═════ EXTRACTED RECORDS ═════

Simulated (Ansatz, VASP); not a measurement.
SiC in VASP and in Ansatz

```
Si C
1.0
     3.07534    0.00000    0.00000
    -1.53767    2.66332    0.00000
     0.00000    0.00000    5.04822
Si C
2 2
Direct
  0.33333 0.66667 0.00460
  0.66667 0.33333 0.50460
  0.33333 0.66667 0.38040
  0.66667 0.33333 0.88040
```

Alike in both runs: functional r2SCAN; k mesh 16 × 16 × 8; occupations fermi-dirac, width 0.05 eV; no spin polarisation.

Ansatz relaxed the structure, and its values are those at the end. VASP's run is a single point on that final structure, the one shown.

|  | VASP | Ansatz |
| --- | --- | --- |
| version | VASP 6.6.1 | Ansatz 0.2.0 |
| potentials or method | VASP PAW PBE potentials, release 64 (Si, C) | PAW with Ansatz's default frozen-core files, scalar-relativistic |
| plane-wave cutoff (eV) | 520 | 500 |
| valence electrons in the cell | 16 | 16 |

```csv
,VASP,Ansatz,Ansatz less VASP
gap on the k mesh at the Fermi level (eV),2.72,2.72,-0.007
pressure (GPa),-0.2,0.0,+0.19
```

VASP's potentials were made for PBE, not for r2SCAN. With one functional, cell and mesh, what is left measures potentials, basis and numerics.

═════

### TASK ITEM
Nothing beyond the line that contains "Alike in both" belongs in the answer; reproduce the entries exactly from their first line through it.

### EXERCISE SOLUTION
Simulated (Ansatz, VASP); not a measurement.
SiC in VASP and in Ansatz

```
Si C
1.0
     3.07534    0.00000    0.00000
    -1.53767    2.66332    0.00000
     0.00000    0.00000    5.04822
Si C
2 2
Direct
  0.33333 0.66667 0.00460
  0.66667 0.33333 0.50460
  0.33333 0.66667 0.38040
  0.66667 0.33333 0.88040
```

Alike in both runs: functional r2SCAN; k mesh 16 × 16 × 8; occupations fermi-dirac, width 0.05 eV; no spin polarisation.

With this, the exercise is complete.